## Raw data

────────────────────

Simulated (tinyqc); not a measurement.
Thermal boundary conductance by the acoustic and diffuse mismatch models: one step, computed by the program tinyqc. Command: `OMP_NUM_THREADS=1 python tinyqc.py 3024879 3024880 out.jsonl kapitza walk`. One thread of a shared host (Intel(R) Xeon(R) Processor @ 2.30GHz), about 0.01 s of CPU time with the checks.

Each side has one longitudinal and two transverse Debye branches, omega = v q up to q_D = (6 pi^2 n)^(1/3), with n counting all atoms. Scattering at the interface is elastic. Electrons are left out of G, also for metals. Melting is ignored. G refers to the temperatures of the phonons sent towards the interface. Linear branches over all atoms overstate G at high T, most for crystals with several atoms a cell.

────────────────────

## Work task
Down to the last character, restate every record.

## Your solution
Simulated (tinyqc); not a measurement.
Thermal boundary conductance by the acoustic and diffuse mismatch models: one step, computed by the program tinyqc. Command: `OMP_NUM_THREADS=1 python tinyqc.py 3024879 3024880 out.jsonl kapitza walk`. One thread of a shared host (Intel(R) Xeon(R) Processor @ 2.30GHz), about 0.01 s of CPU time with the checks.

Each side has one longitudinal and two transverse Debye branches, omega = v q up to q_D = (6 pi^2 n)^(1/3), with n counting all atoms. Scattering at the interface is elastic. Electrons are left out of G, also for metals. Melting is ignored. G refers to the temperatures of the phonons sent towards the interface. Linear branches over all atoms overstate G at high T, most for crystals with several atoms a cell.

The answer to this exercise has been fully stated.